WORK REQUEST -> Transcribe every record without leaving anything out or changing a word.

PROVIDED RECORDS ->
=-=-=

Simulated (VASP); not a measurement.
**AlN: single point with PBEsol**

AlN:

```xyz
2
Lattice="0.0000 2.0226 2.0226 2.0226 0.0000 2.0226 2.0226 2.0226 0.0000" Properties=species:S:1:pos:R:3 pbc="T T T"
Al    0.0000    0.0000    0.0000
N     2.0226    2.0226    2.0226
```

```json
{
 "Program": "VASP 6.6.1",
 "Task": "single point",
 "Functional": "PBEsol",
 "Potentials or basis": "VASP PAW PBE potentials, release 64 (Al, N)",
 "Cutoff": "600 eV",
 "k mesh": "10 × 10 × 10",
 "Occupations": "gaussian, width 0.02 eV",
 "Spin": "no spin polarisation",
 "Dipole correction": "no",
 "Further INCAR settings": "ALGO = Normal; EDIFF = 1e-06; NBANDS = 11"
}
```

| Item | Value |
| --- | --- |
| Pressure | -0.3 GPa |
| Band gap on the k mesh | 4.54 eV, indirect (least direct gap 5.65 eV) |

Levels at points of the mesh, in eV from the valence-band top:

=-=-=

RESPONSE ->
Simulated (VASP); not a measurement.
**AlN: single point with PBEsol**

AlN:

```xyz
2
Lattice="0.0000 2.0226 2.0226 2.0226 0.0000 2.0226 2.0226 2.0226 0.0000" Properties=species:S:1:pos:R:3 pbc="T T T"
Al    0.0000    0.0000    0.0000
N     2.0226    2.0226    2.0226
```

```json
{
 "Program": "VASP 6.6.1",
 "Task": "single point",
 "Functional": "PBEsol",
 "Potentials or basis": "VASP PAW PBE potentials, release 64 (Al, N)",
 "Cutoff": "600 eV",
 "k mesh": "10 × 10 × 10",
 "Occupations": "gaussian, width 0.02 eV",
 "Spin": "no spin polarisation",
 "Dipole correction": "no",
 "Further INCAR settings": "ALGO = Normal; EDIFF = 1e-06; NBANDS = 11"
}
```

| Item | Value |
| --- | --- |
| Pressure | -0.3 GPa |
| Band gap on the k mesh | 4.54 eV, indirect (least direct gap 5.65 eV) |

Levels at points of the mesh, in eV from the valence-band top:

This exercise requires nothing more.